━━━ INFORMATION ━━━

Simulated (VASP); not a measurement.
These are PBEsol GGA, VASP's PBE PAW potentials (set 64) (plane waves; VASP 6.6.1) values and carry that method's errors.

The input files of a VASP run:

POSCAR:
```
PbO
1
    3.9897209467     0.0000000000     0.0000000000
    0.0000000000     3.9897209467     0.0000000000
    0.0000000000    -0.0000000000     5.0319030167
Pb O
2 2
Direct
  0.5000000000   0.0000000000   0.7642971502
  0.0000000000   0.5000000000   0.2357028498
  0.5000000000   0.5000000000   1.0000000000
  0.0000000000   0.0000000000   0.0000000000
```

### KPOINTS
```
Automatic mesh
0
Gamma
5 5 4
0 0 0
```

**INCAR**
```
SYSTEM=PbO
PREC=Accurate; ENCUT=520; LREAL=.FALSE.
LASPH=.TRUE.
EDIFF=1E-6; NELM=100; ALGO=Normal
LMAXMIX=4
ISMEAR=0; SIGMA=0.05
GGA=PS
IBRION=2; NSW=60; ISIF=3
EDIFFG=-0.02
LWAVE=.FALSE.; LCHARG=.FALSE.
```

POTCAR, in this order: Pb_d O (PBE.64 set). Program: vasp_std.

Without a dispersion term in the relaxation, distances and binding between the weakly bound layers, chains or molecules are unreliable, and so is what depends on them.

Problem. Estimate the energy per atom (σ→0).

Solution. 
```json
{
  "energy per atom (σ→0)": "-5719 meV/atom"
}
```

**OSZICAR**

━━━

▶ **BRIEF**: Would you copy, word for word, only the lines from the start of the listing to the one that contains "POTCAR, in this", both included?

▶ **RESPONSE**:
Simulated (VASP); not a measurement.
These are PBEsol GGA, VASP's PBE PAW potentials (set 64) (plane waves; VASP 6.6.1) values and carry that method's errors.

The input files of a VASP run:

POSCAR:
```
PbO
1
    3.9897209467     0.0000000000     0.0000000000
    0.0000000000     3.9897209467     0.0000000000
    0.0000000000    -0.0000000000     5.0319030167
Pb O
2 2
Direct
  0.5000000000   0.0000000000   0.7642971502
  0.0000000000   0.5000000000   0.2357028498
  0.5000000000   0.5000000000   1.0000000000
  0.0000000000   0.0000000000   0.0000000000
```

### KPOINTS
```
Automatic mesh
0
Gamma
5 5 4
0 0 0
```

**INCAR**
```
SYSTEM=PbO
PREC=Accurate; ENCUT=520; LREAL=.FALSE.
LASPH=.TRUE.
EDIFF=1E-6; NELM=100; ALGO=Normal
LMAXMIX=4
ISMEAR=0; SIGMA=0.05
GGA=PS
IBRION=2; NSW=60; ISIF=3
EDIFFG=-0.02
LWAVE=.FALSE.; LCHARG=.FALSE.
```

POTCAR, in this order: Pb_d O (PBE.64 set). Program: vasp_std.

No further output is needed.